*Work order*. Repeat verbatim only the lines from the opening of the material below through the one that contains "29.977 | 156.2 |".

*Supplied records*.
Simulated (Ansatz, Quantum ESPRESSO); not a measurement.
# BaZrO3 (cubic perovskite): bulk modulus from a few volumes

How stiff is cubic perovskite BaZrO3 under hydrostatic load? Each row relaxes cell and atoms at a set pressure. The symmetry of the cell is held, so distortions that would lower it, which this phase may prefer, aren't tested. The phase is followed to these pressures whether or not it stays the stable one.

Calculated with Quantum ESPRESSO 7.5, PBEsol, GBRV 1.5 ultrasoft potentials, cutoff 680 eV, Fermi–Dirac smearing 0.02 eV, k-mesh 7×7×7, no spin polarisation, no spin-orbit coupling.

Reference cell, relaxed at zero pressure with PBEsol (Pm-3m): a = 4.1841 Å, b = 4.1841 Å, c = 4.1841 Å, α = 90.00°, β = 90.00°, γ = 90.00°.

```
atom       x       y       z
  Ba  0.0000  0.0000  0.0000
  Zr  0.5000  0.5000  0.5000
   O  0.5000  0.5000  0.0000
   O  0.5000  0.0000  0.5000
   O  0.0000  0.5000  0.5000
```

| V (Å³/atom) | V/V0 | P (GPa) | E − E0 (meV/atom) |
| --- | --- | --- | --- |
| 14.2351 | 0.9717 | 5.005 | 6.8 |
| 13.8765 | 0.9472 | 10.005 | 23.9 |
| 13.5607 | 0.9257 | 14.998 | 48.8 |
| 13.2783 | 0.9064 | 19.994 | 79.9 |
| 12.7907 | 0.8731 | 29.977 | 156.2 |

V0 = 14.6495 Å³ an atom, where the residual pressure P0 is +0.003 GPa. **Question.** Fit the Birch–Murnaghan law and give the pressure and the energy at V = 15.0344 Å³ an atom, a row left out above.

*Task result*.
Simulated (Ansatz, Quantum ESPRESSO); not a measurement.
# BaZrO3 (cubic perovskite): bulk modulus from a few volumes

How stiff is cubic perovskite BaZrO3 under hydrostatic load? Each row relaxes cell and atoms at a set pressure. The symmetry of the cell is held, so distortions that would lower it, which this phase may prefer, aren't tested. The phase is followed to these pressures whether or not it stays the stable one.

Calculated with Quantum ESPRESSO 7.5, PBEsol, GBRV 1.5 ultrasoft potentials, cutoff 680 eV, Fermi–Dirac smearing 0.02 eV, k-mesh 7×7×7, no spin polarisation, no spin-orbit coupling.

Reference cell, relaxed at zero pressure with PBEsol (Pm-3m): a = 4.1841 Å, b = 4.1841 Å, c = 4.1841 Å, α = 90.00°, β = 90.00°, γ = 90.00°.

```
atom       x       y       z
  Ba  0.0000  0.0000  0.0000
  Zr  0.5000  0.5000  0.5000
   O  0.5000  0.5000  0.0000
   O  0.5000  0.0000  0.5000
   O  0.0000  0.5000  0.5000
```

| V (Å³/atom) | V/V0 | P (GPa) | E − E0 (meV/atom) |
| --- | --- | --- | --- |
| 14.2351 | 0.9717 | 5.005 | 6.8 |
| 13.8765 | 0.9472 | 10.005 | 23.9 |
| 13.5607 | 0.9257 | 14.998 | 48.8 |
| 13.2783 | 0.9064 | 19.994 | 79.9 |
| 12.7907 | 0.8731 | 29.977 | 156.2 |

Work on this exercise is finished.